(Work instruction) Every line of the material below, from the top through the line with "### Question", should be reproduced exactly.

(Given entries)
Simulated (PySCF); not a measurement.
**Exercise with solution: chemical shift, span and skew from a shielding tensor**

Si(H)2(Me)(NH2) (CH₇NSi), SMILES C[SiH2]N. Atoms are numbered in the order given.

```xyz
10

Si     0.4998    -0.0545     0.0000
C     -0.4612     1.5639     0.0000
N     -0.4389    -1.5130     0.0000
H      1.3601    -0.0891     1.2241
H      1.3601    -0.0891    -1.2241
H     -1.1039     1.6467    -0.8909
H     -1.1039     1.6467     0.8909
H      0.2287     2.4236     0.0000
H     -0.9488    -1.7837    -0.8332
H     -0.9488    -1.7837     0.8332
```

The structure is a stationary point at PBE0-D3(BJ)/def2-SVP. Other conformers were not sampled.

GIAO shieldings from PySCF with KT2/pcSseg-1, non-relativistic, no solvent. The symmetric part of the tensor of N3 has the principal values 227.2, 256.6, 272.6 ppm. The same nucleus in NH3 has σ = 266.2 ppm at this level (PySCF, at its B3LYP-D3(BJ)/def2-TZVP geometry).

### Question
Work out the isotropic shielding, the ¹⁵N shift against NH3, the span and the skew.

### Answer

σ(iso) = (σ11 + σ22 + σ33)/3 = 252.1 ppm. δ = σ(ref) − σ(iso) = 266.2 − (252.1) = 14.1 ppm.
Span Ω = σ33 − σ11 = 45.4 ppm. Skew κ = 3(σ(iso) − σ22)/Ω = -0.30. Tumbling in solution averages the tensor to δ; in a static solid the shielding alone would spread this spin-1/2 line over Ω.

(Answer section)
Simulated (PySCF); not a measurement.
**Exercise with solution: chemical shift, span and skew from a shielding tensor**

Si(H)2(Me)(NH2) (CH₇NSi), SMILES C[SiH2]N. Atoms are numbered in the order given.

```xyz
10

Si     0.4998    -0.0545     0.0000
C     -0.4612     1.5639     0.0000
N     -0.4389    -1.5130     0.0000
H      1.3601    -0.0891     1.2241
H      1.3601    -0.0891    -1.2241
H     -1.1039     1.6467    -0.8909
H     -1.1039     1.6467     0.8909
H      0.2287     2.4236     0.0000
H     -0.9488    -1.7837    -0.8332
H     -0.9488    -1.7837     0.8332
```

The structure is a stationary point at PBE0-D3(BJ)/def2-SVP. Other conformers were not sampled.

GIAO shieldings from PySCF with KT2/pcSseg-1, non-relativistic, no solvent. The symmetric part of the tensor of N3 has the principal values 227.2, 256.6, 272.6 ppm. The same nucleus in NH3 has σ = 266.2 ppm at this level (PySCF, at its B3LYP-D3(BJ)/def2-TZVP geometry).

### Question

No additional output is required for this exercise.